**ASSIGNED TASK**
Quote the listing below word for word, stopping after the line that contains "Alike in both".

● ● ● ●
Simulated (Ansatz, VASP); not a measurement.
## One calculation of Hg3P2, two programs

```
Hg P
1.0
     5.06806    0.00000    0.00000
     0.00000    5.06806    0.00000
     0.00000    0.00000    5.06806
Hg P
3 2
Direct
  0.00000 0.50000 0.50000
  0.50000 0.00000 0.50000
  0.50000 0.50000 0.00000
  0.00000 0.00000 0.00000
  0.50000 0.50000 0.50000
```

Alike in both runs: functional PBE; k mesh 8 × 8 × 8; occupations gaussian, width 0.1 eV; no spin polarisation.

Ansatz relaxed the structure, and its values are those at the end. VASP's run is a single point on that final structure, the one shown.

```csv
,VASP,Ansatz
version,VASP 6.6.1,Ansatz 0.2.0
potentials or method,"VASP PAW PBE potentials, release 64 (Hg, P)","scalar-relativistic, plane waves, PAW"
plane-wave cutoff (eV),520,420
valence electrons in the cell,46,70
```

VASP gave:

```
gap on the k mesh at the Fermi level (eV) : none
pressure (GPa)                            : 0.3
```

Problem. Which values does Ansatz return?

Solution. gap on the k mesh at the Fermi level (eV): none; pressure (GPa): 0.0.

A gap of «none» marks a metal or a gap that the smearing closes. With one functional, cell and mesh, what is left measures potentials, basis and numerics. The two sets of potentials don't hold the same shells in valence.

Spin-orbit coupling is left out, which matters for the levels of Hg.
● ● ● ●

**RESPONSE AREA**
Simulated (Ansatz, VASP); not a measurement.
## One calculation of Hg3P2, two programs

```
Hg P
1.0
     5.06806    0.00000    0.00000
     0.00000    5.06806    0.00000
     0.00000    0.00000    5.06806
Hg P
3 2
Direct
  0.00000 0.50000 0.50000
  0.50000 0.00000 0.50000
  0.50000 0.50000 0.00000
  0.00000 0.00000 0.00000
  0.50000 0.50000 0.50000
```

Alike in both runs: functional PBE; k mesh 8 × 8 × 8; occupations gaussian, width 0.1 eV; no spin polarisation.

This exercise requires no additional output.